## DATASET
>>>>

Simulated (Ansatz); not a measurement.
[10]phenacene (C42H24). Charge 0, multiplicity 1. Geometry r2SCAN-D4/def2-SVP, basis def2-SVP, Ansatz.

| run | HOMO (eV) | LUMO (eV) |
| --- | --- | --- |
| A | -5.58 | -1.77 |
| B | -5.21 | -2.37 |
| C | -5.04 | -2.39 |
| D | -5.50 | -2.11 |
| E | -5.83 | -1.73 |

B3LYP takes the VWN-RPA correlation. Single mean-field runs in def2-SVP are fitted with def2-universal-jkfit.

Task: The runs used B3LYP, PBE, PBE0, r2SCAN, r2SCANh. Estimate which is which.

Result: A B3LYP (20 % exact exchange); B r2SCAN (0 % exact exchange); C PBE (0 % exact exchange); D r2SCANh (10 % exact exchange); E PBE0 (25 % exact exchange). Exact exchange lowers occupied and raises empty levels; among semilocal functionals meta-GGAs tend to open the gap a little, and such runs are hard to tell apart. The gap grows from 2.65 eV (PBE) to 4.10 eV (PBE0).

<<<<

Using the records above, copy word for word the line with "B3LYP takes the", the line with "Task: The runs", and every line between them.

B3LYP takes the VWN-RPA correlation. Single mean-field runs in def2-SVP are fitted with def2-universal-jkfit.

Task: The runs used B3LYP, PBE, PBE0, r2SCAN, r2SCANh. Estimate which is which.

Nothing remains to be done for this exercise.